- TASK ITEM
Line by line, set down the records exactly as they appear below.

══════

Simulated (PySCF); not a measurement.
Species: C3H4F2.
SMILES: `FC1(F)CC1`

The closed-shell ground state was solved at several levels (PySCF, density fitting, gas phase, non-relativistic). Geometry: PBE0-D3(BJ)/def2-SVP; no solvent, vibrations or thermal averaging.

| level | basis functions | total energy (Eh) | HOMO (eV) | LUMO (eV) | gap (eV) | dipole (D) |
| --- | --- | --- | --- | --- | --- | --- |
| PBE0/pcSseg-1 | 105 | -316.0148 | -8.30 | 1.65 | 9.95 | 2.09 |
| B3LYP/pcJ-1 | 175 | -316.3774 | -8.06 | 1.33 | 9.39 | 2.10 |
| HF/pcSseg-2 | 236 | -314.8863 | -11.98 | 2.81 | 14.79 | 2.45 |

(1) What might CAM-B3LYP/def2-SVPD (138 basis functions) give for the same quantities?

══════

- RESULT
Simulated (PySCF); not a measurement.
Species: C3H4F2.
SMILES: `FC1(F)CC1`

The closed-shell ground state was solved at several levels (PySCF, density fitting, gas phase, non-relativistic). Geometry: PBE0-D3(BJ)/def2-SVP; no solvent, vibrations or thermal averaging.

| level | basis functions | total energy (Eh) | HOMO (eV) | LUMO (eV) | gap (eV) | dipole (D) |
| --- | --- | --- | --- | --- | --- | --- |
| PBE0/pcSseg-1 | 105 | -316.0148 | -8.30 | 1.65 | 9.95 | 2.09 |
| B3LYP/pcJ-1 | 175 | -316.3774 | -8.06 | 1.33 | 9.39 | 2.10 |
| HF/pcSseg-2 | 236 | -314.8863 | -11.98 | 2.81 | 14.79 | 2.45 |

(1) What might CAM-B3LYP/def2-SVPD (138 basis functions) give for the same quantities?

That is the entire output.